→ Data for analysis
---*---
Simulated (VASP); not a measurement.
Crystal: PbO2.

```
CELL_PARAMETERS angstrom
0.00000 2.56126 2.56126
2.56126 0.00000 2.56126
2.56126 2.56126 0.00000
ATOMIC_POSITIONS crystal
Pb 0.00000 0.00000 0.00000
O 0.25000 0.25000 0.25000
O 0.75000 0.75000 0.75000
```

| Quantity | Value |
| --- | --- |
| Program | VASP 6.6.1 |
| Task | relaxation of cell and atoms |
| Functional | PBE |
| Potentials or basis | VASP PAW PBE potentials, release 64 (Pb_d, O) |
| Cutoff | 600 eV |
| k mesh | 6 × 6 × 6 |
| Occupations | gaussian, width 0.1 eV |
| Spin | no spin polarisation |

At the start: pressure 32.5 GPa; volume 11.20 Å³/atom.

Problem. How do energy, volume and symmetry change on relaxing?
---*---

Transcribe the data exactly.

Simulated (VASP); not a measurement.
Crystal: PbO2.

```
CELL_PARAMETERS angstrom
0.00000 2.56126 2.56126
2.56126 0.00000 2.56126
2.56126 2.56126 0.00000
ATOMIC_POSITIONS crystal
Pb 0.00000 0.00000 0.00000
O 0.25000 0.25000 0.25000
O 0.75000 0.75000 0.75000
```

| Quantity | Value |
| --- | --- |
| Program | VASP 6.6.1 |
| Task | relaxation of cell and atoms |
| Functional | PBE |
| Potentials or basis | VASP PAW PBE potentials, release 64 (Pb_d, O) |
| Cutoff | 600 eV |
| k mesh | 6 × 6 × 6 |
| Occupations | gaussian, width 0.1 eV |
| Spin | no spin polarisation |

At the start: pressure 32.5 GPa; volume 11.20 Å³/atom.

Problem. How do energy, volume and symmetry change on relaxing?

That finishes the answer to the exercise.